__Work instruction__
Up to and including the line containing "Problem. Rank them", set down each line of the entries below exactly, starting from the first, and leave out the rest.

*** Opening Material provided ***

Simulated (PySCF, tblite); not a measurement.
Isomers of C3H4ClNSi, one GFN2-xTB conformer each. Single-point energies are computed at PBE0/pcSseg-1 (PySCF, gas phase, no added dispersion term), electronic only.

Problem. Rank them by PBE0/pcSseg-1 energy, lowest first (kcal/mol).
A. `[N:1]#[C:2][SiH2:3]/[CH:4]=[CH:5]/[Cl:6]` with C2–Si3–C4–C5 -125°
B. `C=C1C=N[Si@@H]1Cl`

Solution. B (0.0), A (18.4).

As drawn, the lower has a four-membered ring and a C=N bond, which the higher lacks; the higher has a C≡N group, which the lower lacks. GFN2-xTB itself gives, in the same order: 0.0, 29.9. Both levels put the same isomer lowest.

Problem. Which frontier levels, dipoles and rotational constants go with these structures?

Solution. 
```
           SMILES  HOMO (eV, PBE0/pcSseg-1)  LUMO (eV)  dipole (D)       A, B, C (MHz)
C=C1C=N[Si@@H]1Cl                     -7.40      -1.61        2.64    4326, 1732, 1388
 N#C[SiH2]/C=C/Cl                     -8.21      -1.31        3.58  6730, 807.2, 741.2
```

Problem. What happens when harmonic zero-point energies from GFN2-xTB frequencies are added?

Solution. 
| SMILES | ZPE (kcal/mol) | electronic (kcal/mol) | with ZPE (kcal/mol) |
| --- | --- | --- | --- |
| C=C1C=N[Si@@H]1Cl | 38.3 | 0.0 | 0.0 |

*** Closing Material provided ***

__Response area__
Simulated (PySCF, tblite); not a measurement.
Isomers of C3H4ClNSi, one GFN2-xTB conformer each. Single-point energies are computed at PBE0/pcSseg-1 (PySCF, gas phase, no added dispersion term), electronic only.

Problem. Rank them by PBE0/pcSseg-1 energy, lowest first (kcal/mol).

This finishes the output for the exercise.